→ Extracted records
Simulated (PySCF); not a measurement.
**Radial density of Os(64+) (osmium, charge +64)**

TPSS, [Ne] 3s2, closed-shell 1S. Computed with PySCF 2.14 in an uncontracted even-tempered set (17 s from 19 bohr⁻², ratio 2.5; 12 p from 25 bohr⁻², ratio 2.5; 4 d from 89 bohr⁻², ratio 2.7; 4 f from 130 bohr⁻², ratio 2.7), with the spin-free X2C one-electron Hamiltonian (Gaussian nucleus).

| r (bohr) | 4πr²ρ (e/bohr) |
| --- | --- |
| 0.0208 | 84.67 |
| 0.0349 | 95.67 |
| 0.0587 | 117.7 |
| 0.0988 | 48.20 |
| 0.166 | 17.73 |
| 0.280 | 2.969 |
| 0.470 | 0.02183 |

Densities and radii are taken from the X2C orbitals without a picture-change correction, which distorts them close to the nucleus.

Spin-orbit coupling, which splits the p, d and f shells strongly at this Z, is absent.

→ Activity
Please output all of the entries without changing a single character.

→ Exercise output
Simulated (PySCF); not a measurement.
**Radial density of Os(64+) (osmium, charge +64)**

TPSS, [Ne] 3s2, closed-shell 1S. Computed with PySCF 2.14 in an uncontracted even-tempered set (17 s from 19 bohr⁻², ratio 2.5; 12 p from 25 bohr⁻², ratio 2.5; 4 d from 89 bohr⁻², ratio 2.7; 4 f from 130 bohr⁻², ratio 2.7), with the spin-free X2C one-electron Hamiltonian (Gaussian nucleus).

| r (bohr) | 4πr²ρ (e/bohr) |
| --- | --- |
| 0.0208 | 84.67 |
| 0.0349 | 95.67 |
| 0.0587 | 117.7 |
| 0.0988 | 48.20 |
| 0.166 | 17.73 |
| 0.280 | 2.969 |
| 0.470 | 0.02183 |

Densities and radii are taken from the X2C orbitals without a picture-change correction, which distorts them close to the nucleus.

Spin-orbit coupling, which splits the p, d and f shells strongly at this Z, is absent.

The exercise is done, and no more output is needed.